Output all entries verbatim.

===

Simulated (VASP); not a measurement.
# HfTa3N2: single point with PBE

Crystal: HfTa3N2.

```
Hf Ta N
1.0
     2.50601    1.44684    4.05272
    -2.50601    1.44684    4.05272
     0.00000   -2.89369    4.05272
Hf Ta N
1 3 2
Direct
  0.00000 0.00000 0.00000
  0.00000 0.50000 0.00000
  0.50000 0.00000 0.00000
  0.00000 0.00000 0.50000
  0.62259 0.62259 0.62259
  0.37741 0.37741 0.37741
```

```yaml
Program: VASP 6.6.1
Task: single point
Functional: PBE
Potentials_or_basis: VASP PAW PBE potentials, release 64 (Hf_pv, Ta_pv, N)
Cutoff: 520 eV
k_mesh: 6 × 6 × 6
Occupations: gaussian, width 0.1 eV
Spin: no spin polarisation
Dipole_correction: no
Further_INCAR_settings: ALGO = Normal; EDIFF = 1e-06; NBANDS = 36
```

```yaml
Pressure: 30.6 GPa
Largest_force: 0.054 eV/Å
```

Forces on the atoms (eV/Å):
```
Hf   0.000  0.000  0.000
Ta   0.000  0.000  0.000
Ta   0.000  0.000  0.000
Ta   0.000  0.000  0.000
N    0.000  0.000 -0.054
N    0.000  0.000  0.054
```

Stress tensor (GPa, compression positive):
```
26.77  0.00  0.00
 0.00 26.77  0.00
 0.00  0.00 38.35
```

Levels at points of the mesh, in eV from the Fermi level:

===

#### Exercise solution:
Simulated (VASP); not a measurement.
# HfTa3N2: single point with PBE

Crystal: HfTa3N2.

```
Hf Ta N
1.0
     2.50601    1.44684    4.05272
    -2.50601    1.44684    4.05272
     0.00000   -2.89369    4.05272
Hf Ta N
1 3 2
Direct
  0.00000 0.00000 0.00000
  0.00000 0.50000 0.00000
  0.50000 0.00000 0.00000
  0.00000 0.00000 0.50000
  0.62259 0.62259 0.62259
  0.37741 0.37741 0.37741
```

```yaml
Program: VASP 6.6.1
Task: single point
Functional: PBE
Potentials_or_basis: VASP PAW PBE potentials, release 64 (Hf_pv, Ta_pv, N)
Cutoff: 520 eV
k_mesh: 6 × 6 × 6
Occupations: gaussian, width 0.1 eV
Spin: no spin polarisation
Dipole_correction: no
Further_INCAR_settings: ALGO = Normal; EDIFF = 1e-06; NBANDS = 36
```

```yaml
Pressure: 30.6 GPa
Largest_force: 0.054 eV/Å
```

Forces on the atoms (eV/Å):
```
Hf   0.000  0.000  0.000
Ta   0.000  0.000  0.000
Ta   0.000  0.000  0.000
Ta   0.000  0.000  0.000
N    0.000  0.000 -0.054
N    0.000  0.000  0.054
```

Stress tensor (GPa, compression positive):
```
26.77  0.00  0.00
 0.00 26.77  0.00
 0.00  0.00 38.35
```

Levels at points of the mesh, in eV from the Fermi level:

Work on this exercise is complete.